**Brief:**
Give back the whole listing exactly as it is written.

▶

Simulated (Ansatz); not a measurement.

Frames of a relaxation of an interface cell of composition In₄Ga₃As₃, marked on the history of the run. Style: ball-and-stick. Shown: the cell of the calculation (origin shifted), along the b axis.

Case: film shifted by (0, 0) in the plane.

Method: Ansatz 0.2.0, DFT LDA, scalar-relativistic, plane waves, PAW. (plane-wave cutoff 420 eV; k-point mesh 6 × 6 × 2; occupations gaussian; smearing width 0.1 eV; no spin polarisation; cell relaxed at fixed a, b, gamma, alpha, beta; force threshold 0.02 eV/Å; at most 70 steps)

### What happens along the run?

◀

**Response area:**
Simulated (Ansatz); not a measurement.

Frames of a relaxation of an interface cell of composition In₄Ga₃As₃, marked on the history of the run. Style: ball-and-stick. Shown: the cell of the calculation (origin shifted), along the b axis.

Case: film shifted by (0, 0) in the plane.

Method: Ansatz 0.2.0, DFT LDA, scalar-relativistic, plane waves, PAW. (plane-wave cutoff 420 eV; k-point mesh 6 × 6 × 2; occupations gaussian; smearing width 0.1 eV; no spin polarisation; cell relaxed at fixed a, b, gamma, alpha, beta; force threshold 0.02 eV/Å; at most 70 steps)

### What happens along the run?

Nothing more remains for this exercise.